:: Data shown ::
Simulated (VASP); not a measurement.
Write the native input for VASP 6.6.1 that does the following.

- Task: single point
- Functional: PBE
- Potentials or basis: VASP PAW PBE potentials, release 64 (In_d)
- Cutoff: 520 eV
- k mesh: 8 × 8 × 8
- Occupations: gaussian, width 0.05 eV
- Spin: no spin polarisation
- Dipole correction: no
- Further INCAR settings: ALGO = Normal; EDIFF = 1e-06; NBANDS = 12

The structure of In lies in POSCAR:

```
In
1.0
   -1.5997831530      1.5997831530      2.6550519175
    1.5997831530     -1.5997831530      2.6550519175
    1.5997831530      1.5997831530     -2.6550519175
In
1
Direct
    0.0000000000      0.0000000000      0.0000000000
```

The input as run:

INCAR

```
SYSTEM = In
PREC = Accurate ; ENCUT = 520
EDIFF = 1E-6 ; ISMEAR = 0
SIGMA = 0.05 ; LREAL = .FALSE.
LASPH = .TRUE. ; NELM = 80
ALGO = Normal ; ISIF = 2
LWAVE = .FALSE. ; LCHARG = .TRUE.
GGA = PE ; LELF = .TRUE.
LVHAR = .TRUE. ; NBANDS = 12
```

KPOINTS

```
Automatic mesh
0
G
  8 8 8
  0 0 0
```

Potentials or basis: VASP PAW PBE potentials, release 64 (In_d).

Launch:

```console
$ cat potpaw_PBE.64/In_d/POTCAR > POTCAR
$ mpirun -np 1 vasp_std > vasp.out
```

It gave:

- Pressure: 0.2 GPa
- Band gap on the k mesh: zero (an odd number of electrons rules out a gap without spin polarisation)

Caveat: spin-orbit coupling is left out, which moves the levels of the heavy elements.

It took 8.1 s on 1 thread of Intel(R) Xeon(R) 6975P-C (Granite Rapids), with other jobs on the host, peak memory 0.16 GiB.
:::

Exercise
Please, from the entries above, set down exactly the lines from the one containing "The input as" through the one containing "Caveat: spin-orbit coupling", and only those.

Task output
The input as run:

INCAR

```
SYSTEM = In
PREC = Accurate ; ENCUT = 520
EDIFF = 1E-6 ; ISMEAR = 0
SIGMA = 0.05 ; LREAL = .FALSE.
LASPH = .TRUE. ; NELM = 80
ALGO = Normal ; ISIF = 2
LWAVE = .FALSE. ; LCHARG = .TRUE.
GGA = PE ; LELF = .TRUE.
LVHAR = .TRUE. ; NBANDS = 12
```

KPOINTS

```
Automatic mesh
0
G
  8 8 8
  0 0 0
```

Potentials or basis: VASP PAW PBE potentials, release 64 (In_d).

Launch:

```console
$ cat potpaw_PBE.64/In_d/POTCAR > POTCAR
$ mpirun -np 1 vasp_std > vasp.out
```

It gave:

- Pressure: 0.2 GPa
- Band gap on the k mesh: zero (an odd number of electrons rules out a gap without spin polarisation)

Caveat: spin-orbit coupling is left out, which moves the levels of the heavy elements.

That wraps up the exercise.